- - -
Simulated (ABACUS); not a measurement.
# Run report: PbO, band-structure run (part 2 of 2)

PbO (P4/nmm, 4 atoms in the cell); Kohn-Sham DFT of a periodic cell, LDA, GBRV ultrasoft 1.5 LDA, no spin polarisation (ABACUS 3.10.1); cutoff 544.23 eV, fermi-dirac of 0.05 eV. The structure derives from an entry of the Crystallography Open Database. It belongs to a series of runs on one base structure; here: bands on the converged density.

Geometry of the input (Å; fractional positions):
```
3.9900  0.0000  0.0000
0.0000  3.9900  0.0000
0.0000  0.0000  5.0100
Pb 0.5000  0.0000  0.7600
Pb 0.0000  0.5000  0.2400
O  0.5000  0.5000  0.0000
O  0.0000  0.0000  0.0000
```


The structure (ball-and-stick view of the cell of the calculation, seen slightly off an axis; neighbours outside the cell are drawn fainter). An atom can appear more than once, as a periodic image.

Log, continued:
- - -

> _WORK REQUEST_
The lines from the beginning of the records through the line containing "The structure (ball-and-stick" should be reproduced exactly. Include nothing else.

> _EXERCISE RESULT_
Simulated (ABACUS); not a measurement.
# Run report: PbO, band-structure run (part 2 of 2)

PbO (P4/nmm, 4 atoms in the cell); Kohn-Sham DFT of a periodic cell, LDA, GBRV ultrasoft 1.5 LDA, no spin polarisation (ABACUS 3.10.1); cutoff 544.23 eV, fermi-dirac of 0.05 eV. The structure derives from an entry of the Crystallography Open Database. It belongs to a series of runs on one base structure; here: bands on the converged density.

Geometry of the input (Å; fractional positions):
```
3.9900  0.0000  0.0000
0.0000  3.9900  0.0000
0.0000  0.0000  5.0100
Pb 0.5000  0.0000  0.7600
Pb 0.0000  0.5000  0.2400
O  0.5000  0.5000  0.0000
O  0.0000  0.0000  0.0000
```


The structure (ball-and-stick view of the cell of the calculation, seen slightly off an axis; neighbours outside the cell are drawn fainter). An atom can appear more than once, as a periodic image.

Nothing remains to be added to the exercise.